▶ _Excerpted data_
=== Section Start ===

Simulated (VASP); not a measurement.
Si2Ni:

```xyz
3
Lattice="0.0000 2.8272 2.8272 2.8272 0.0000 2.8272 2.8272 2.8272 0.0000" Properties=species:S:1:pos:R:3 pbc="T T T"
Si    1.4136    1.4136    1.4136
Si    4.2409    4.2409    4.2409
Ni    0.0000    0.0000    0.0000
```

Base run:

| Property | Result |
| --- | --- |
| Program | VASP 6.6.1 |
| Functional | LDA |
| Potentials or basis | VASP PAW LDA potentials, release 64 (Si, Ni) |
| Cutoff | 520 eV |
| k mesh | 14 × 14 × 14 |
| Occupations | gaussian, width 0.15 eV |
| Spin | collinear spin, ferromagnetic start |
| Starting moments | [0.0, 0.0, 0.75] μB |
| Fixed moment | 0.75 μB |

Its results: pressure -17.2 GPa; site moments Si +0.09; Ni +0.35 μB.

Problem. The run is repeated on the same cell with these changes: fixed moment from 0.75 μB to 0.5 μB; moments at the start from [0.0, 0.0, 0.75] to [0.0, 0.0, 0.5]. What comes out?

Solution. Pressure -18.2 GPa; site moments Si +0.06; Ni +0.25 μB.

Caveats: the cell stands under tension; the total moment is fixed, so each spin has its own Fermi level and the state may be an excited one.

=== Section End ===

▶ _Work item_
For the listing above, print only the lines starting at the line containing "moment | 0.75 μB |" and ending at the line containing "Solution. Pressure -18.2", exactly, both included.

▶ _Your solution_
| Fixed moment | 0.75 μB |

Its results: pressure -17.2 GPa; site moments Si +0.09; Ni +0.35 μB.

Problem. The run is repeated on the same cell with these changes: fixed moment from 0.75 μB to 0.5 μB; moments at the start from [0.0, 0.0, 0.75] to [0.0, 0.0, 0.5]. What comes out?

Solution. Pressure -18.2 GPa; site moments Si +0.06; Ni +0.25 μB.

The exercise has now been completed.